- Dataset extract
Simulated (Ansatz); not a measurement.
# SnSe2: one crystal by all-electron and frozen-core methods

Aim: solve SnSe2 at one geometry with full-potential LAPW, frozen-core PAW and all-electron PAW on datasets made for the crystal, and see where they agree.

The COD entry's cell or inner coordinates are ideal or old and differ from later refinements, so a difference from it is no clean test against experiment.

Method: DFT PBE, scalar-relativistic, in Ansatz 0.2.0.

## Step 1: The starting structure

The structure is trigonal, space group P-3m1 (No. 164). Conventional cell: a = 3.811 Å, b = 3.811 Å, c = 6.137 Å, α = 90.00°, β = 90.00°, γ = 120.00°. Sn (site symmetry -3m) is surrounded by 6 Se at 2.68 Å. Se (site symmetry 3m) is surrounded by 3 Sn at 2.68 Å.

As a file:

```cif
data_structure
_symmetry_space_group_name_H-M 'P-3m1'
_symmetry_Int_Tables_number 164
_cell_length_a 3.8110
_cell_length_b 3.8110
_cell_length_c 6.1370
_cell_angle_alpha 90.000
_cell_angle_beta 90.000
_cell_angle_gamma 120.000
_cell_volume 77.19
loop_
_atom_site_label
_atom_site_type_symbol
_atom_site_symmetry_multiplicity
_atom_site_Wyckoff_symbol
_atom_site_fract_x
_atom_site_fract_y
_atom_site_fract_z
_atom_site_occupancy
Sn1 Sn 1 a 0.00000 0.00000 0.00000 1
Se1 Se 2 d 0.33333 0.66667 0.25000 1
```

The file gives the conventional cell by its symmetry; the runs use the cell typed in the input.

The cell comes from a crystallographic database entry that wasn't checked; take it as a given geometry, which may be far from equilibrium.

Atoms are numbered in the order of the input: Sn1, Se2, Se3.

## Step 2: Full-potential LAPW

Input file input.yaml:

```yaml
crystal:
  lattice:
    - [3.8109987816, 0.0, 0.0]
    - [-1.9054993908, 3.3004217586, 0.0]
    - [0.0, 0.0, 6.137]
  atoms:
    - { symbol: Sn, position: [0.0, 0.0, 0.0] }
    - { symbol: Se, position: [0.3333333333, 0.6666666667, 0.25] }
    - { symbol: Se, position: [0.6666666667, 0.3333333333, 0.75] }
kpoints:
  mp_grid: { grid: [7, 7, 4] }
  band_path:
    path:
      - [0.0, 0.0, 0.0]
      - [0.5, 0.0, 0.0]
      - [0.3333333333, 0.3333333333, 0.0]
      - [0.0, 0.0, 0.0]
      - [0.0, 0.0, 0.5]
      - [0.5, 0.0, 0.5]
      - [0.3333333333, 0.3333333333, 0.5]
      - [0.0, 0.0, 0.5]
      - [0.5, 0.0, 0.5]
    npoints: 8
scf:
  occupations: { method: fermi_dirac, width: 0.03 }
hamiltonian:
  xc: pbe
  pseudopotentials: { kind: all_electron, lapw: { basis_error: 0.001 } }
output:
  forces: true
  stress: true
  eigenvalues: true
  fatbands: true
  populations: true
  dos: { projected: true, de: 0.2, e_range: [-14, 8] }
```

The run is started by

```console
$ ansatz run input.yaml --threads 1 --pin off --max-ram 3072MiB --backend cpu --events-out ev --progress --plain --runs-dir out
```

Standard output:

- Assignment
Using the records above, repeat exactly the lines from the first one through the line with "## Step 1: The starting structure".

- Response
Simulated (Ansatz); not a measurement.
# SnSe2: one crystal by all-electron and frozen-core methods

Aim: solve SnSe2 at one geometry with full-potential LAPW, frozen-core PAW and all-electron PAW on datasets made for the crystal, and see where they agree.

The COD entry's cell or inner coordinates are ideal or old and differ from later refinements, so a difference from it is no clean test against experiment.

Method: DFT PBE, scalar-relativistic, in Ansatz 0.2.0.

## Step 1: The starting structure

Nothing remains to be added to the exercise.